-*-*-
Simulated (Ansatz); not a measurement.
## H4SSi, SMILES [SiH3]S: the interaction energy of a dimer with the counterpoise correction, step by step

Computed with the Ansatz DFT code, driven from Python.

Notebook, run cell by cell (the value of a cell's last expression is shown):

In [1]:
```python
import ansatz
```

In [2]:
-*-*-

The entries are to be retyped in full, with no alteration.

* WRITTEN ANSWER:
Simulated (Ansatz); not a measurement.
## H4SSi, SMILES [SiH3]S: the interaction energy of a dimer with the counterpoise correction, step by step

Computed with the Ansatz DFT code, driven from Python.

Notebook, run cell by cell (the value of a cell's last expression is shown):

In [1]:
```python
import ansatz
```

In [2]:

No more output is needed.